Print this span of the material below exactly: the line with "Basis set: cc-pVDZ", the line with "B3LYP, BP86, CR-CCSD(T)?", and every line between them, but nothing else.

====== Extracted information ======
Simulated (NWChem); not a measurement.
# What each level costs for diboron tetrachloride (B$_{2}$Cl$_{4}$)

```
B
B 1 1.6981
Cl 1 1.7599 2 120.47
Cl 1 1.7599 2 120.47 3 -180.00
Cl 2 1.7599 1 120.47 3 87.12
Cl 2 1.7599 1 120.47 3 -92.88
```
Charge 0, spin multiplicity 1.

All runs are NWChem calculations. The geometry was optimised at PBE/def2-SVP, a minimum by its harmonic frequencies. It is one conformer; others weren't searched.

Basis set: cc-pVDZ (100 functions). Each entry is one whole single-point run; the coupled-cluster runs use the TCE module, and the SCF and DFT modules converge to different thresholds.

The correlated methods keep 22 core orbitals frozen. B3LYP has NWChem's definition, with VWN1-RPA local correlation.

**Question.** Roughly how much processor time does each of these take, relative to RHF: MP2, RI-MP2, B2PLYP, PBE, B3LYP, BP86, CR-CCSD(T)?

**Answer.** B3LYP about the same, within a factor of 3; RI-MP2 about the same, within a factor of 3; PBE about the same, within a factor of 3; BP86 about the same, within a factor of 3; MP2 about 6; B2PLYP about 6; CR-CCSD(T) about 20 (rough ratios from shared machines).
======

• _Written reply_
Basis set: cc-pVDZ (100 functions). Each entry is one whole single-point run; the coupled-cluster runs use the TCE module, and the SCF and DFT modules converge to different thresholds.

The correlated methods keep 22 core orbitals frozen. B3LYP has NWChem's definition, with VWN1-RPA local correlation.

**Question.** Roughly how much processor time does each of these take, relative to RHF: MP2, RI-MP2, B2PLYP, PBE, B3LYP, BP86, CR-CCSD(T)?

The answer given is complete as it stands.